----------

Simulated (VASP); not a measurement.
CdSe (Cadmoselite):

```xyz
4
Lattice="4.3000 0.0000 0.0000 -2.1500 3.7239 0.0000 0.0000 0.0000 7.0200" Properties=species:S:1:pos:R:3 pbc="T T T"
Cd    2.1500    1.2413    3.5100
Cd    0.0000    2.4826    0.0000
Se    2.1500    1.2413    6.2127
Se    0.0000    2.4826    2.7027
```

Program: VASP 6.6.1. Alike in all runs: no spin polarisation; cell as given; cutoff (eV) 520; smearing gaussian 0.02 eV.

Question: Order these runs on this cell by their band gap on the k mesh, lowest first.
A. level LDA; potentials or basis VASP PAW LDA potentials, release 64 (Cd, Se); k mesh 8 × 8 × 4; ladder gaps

----------

■ **Task item**: Quote every entry exactly.

■ **Answer space**:
Simulated (VASP); not a measurement.
CdSe (Cadmoselite):

```xyz
4
Lattice="4.3000 0.0000 0.0000 -2.1500 3.7239 0.0000 0.0000 0.0000 7.0200" Properties=species:S:1:pos:R:3 pbc="T T T"
Cd    2.1500    1.2413    3.5100
Cd    0.0000    2.4826    0.0000
Se    2.1500    1.2413    6.2127
Se    0.0000    2.4826    2.7027
```

Program: VASP 6.6.1. Alike in all runs: no spin polarisation; cell as given; cutoff (eV) 520; smearing gaussian 0.02 eV.

Question: Order these runs on this cell by their band gap on the k mesh, lowest first.
A. level LDA; potentials or basis VASP PAW LDA potentials, release 64 (Cd, Se); k mesh 8 × 8 × 4; ladder gaps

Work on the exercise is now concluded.